• ASSIGNED TASK
The line containing "Result: Co⁵⁺ (Z" marks the end, so write out exactly every line from the top of the entries below through that one.

• EXTRACTED MATERIAL
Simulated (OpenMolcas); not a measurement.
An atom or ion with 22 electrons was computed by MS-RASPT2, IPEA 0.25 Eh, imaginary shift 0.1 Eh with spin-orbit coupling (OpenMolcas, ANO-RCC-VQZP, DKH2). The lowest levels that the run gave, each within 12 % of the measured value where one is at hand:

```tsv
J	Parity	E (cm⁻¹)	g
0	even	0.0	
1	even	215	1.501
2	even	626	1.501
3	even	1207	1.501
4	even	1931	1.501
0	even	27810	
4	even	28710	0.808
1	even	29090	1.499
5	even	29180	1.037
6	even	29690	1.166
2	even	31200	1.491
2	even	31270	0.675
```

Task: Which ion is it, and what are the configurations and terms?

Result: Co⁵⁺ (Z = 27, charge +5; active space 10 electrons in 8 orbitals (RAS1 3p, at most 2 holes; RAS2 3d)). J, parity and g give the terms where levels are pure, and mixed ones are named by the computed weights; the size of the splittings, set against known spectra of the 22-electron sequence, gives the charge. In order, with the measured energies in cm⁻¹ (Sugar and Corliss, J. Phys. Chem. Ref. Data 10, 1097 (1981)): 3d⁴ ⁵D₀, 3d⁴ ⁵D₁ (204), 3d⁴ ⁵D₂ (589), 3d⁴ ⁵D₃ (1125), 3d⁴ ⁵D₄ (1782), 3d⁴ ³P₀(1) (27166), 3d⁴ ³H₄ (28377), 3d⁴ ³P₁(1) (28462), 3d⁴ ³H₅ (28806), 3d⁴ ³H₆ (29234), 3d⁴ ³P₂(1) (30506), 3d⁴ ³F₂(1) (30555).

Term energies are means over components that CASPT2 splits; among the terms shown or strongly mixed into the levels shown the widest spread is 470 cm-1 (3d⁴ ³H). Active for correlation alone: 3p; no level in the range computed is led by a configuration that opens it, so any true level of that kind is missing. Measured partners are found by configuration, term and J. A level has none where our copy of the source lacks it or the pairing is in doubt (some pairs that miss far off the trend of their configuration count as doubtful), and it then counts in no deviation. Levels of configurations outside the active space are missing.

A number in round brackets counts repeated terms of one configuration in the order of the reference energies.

• ANSWER SPACE
Simulated (OpenMolcas); not a measurement.
An atom or ion with 22 electrons was computed by MS-RASPT2, IPEA 0.25 Eh, imaginary shift 0.1 Eh with spin-orbit coupling (OpenMolcas, ANO-RCC-VQZP, DKH2). The lowest levels that the run gave, each within 12 % of the measured value where one is at hand:

```tsv
J	Parity	E (cm⁻¹)	g
0	even	0.0	
1	even	215	1.501
2	even	626	1.501
3	even	1207	1.501
4	even	1931	1.501
0	even	27810	
4	even	28710	0.808
1	even	29090	1.499
5	even	29180	1.037
6	even	29690	1.166
2	even	31200	1.491
2	even	31270	0.675
```

Task: Which ion is it, and what are the configurations and terms?

Result: Co⁵⁺ (Z = 27, charge +5; active space 10 electrons in 8 orbitals (RAS1 3p, at most 2 holes; RAS2 3d)). J, parity and g give the terms where levels are pure, and mixed ones are named by the computed weights; the size of the splittings, set against known spectra of the 22-electron sequence, gives the charge. In order, with the measured energies in cm⁻¹ (Sugar and Corliss, J. Phys. Chem. Ref. Data 10, 1097 (1981)): 3d⁴ ⁵D₀, 3d⁴ ⁵D₁ (204), 3d⁴ ⁵D₂ (589), 3d⁴ ⁵D₃ (1125), 3d⁴ ⁵D₄ (1782), 3d⁴ ³P₀(1) (27166), 3d⁴ ³H₄ (28377), 3d⁴ ³P₁(1) (28462), 3d⁴ ³H₅ (28806), 3d⁴ ³H₆ (29234), 3d⁴ ³P₂(1) (30506), 3d⁴ ³F₂(1) (30555).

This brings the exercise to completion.